================

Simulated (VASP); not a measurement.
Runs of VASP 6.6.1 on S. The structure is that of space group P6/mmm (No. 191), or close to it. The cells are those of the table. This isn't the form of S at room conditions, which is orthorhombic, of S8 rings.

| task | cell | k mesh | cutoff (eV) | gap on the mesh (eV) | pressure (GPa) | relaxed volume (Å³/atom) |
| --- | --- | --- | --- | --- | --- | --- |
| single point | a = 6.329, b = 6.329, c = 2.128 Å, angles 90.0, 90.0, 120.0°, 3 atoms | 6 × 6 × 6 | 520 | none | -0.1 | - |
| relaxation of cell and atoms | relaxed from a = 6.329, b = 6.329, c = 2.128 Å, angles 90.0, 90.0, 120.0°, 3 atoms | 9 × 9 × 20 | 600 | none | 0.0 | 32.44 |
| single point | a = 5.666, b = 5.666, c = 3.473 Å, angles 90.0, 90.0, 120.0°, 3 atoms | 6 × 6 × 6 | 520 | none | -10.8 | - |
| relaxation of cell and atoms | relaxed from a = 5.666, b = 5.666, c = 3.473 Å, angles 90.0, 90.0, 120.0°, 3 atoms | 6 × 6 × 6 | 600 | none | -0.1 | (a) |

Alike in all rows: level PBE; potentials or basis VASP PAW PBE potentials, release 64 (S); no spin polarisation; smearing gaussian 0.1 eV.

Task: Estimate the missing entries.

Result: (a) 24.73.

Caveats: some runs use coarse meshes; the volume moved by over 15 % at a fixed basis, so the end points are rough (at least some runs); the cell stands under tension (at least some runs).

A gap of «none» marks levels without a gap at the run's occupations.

================

• [Action item]
All that is needed is the opening run of the data, given again exactly: please include every line from the first through the line with "Runs of VASP", both ends kept.

• [Response area]
Simulated (VASP); not a measurement.
Runs of VASP 6.6.1 on S. The structure is that of space group P6/mmm (No. 191), or close to it. The cells are those of the table. This isn't the form of S at room conditions, which is orthorhombic, of S8 rings.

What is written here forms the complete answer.